> [Source material]
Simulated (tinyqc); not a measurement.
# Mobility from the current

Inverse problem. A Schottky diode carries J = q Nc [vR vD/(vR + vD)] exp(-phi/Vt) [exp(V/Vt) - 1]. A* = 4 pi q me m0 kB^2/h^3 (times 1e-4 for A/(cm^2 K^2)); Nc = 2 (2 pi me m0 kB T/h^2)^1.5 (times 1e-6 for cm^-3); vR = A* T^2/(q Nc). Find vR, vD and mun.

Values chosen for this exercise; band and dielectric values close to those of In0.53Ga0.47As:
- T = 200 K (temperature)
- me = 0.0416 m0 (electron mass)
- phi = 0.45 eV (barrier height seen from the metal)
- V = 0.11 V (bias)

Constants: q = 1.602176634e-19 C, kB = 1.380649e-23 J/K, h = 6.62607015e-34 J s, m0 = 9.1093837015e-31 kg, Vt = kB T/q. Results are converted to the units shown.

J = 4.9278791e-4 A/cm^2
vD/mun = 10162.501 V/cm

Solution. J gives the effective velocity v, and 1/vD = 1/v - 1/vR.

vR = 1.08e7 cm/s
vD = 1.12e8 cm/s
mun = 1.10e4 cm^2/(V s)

> [Task item] Write out only the lines that run from the line containing "Inverse problem. A" through the line containing "vD = 1.12e8 cm/s", both included, exactly as they appear above.

> [Task output]
Inverse problem. A Schottky diode carries J = q Nc [vR vD/(vR + vD)] exp(-phi/Vt) [exp(V/Vt) - 1]. A* = 4 pi q me m0 kB^2/h^3 (times 1e-4 for A/(cm^2 K^2)); Nc = 2 (2 pi me m0 kB T/h^2)^1.5 (times 1e-6 for cm^-3); vR = A* T^2/(q Nc). Find vR, vD and mun.

Values chosen for this exercise; band and dielectric values close to those of In0.53Ga0.47As:
- T = 200 K (temperature)
- me = 0.0416 m0 (electron mass)
- phi = 0.45 eV (barrier height seen from the metal)
- V = 0.11 V (bias)

Constants: q = 1.602176634e-19 C, kB = 1.380649e-23 J/K, h = 6.62607015e-34 J s, m0 = 9.1093837015e-31 kg, Vt = kB T/q. Results are converted to the units shown.

J = 4.9278791e-4 A/cm^2
vD/mun = 10162.501 V/cm

Solution. J gives the effective velocity v, and 1/vD = 1/v - 1/vR.

vR = 1.08e7 cm/s
vD = 1.12e8 cm/s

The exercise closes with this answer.